ASSIGNMENT:
Return, exactly and in full, the lines of the records below starting at the one with "Cutoff | 600 eV |" and ending at the one with "At the start: pressure", and no other lines.

INFORMATION PROVIDED:
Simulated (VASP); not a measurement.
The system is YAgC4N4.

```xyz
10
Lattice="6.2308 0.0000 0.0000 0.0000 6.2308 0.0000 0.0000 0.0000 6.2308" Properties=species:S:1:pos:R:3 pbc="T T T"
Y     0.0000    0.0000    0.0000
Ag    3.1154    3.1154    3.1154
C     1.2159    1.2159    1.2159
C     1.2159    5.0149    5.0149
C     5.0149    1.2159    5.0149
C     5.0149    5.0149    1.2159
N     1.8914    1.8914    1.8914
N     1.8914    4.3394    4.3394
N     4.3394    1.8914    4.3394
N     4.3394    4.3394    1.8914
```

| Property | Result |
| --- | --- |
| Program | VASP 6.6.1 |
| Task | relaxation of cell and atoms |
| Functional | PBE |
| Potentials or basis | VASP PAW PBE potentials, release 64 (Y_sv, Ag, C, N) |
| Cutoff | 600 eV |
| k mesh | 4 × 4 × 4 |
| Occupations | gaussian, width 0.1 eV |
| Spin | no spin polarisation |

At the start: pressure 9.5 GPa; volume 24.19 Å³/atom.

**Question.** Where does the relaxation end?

WORKED SOLUTION:
| Cutoff | 600 eV |
| k mesh | 4 × 4 × 4 |
| Occupations | gaussian, width 0.1 eV |
| Spin | no spin polarisation |

At the start: pressure 9.5 GPa; volume 24.19 Å³/atom.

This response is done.